++++ Data extracts

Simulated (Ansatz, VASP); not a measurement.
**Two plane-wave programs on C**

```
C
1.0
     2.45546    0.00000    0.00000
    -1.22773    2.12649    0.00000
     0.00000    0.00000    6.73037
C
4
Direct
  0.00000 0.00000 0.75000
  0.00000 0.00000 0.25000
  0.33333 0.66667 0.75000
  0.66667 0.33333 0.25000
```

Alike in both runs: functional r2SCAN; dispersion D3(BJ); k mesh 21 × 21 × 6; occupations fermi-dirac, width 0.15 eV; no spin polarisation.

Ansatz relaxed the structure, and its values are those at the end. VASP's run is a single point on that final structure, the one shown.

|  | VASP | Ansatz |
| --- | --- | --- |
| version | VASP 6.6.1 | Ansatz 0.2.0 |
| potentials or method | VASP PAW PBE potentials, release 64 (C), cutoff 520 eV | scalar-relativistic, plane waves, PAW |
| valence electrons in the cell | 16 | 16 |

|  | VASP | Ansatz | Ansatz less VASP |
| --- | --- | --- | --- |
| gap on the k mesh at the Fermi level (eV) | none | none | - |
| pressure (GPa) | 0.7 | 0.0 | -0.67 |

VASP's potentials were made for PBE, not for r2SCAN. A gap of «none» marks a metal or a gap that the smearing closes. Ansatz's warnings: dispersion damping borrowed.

++++++++

Work order
Of all the entries above, output exactly the lines between the one holding "Ansatz relaxed the" and the one holding "Ansatz 0.2.0 |", inclusive.

Expected answer
Ansatz relaxed the structure, and its values are those at the end. VASP's run is a single point on that final structure, the one shown.

|  | VASP | Ansatz |
| --- | --- | --- |
| version | VASP 6.6.1 | Ansatz 0.2.0 |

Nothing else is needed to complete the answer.